- _WORK ORDER_
Give the entries again, precisely as they were written.

- _RECORD SET_
++++++++++
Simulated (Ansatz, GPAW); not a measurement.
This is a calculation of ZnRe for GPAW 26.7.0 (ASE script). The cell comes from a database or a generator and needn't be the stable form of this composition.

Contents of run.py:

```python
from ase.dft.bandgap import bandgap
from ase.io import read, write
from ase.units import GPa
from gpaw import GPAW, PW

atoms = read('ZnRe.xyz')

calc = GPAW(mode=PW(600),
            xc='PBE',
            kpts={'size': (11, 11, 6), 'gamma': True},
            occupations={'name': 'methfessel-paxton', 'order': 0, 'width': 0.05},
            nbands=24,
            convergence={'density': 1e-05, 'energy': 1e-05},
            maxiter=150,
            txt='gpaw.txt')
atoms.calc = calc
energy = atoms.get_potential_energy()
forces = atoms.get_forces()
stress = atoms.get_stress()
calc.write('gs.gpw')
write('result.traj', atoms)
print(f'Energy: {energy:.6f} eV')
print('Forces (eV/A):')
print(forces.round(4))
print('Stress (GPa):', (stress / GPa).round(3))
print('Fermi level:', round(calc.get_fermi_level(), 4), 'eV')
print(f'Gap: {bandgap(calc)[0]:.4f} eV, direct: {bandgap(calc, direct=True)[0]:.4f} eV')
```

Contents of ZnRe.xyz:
++++++++++

- _YOUR SOLUTION_
Simulated (Ansatz, GPAW); not a measurement.
This is a calculation of ZnRe for GPAW 26.7.0 (ASE script). The cell comes from a database or a generator and needn't be the stable form of this composition.

Contents of run.py:

```python
from ase.dft.bandgap import bandgap
from ase.io import read, write
from ase.units import GPa
from gpaw import GPAW, PW

atoms = read('ZnRe.xyz')

calc = GPAW(mode=PW(600),
            xc='PBE',
            kpts={'size': (11, 11, 6), 'gamma': True},
            occupations={'name': 'methfessel-paxton', 'order': 0, 'width': 0.05},
            nbands=24,
            convergence={'density': 1e-05, 'energy': 1e-05},
            maxiter=150,
            txt='gpaw.txt')
atoms.calc = calc
energy = atoms.get_potential_energy()
forces = atoms.get_forces()
stress = atoms.get_stress()
calc.write('gs.gpw')
write('result.traj', atoms)
print(f'Energy: {energy:.6f} eV')
print('Forces (eV/A):')
print(forces.round(4))
print('Stress (GPa):', (stress / GPa).round(3))
print('Fermi level:', round(calc.get_fermi_level(), 4), 'eV')
print(f'Gap: {bandgap(calc)[0]:.4f} eV, direct: {bandgap(calc, direct=True)[0]:.4f} eV')
```

Contents of ZnRe.xyz:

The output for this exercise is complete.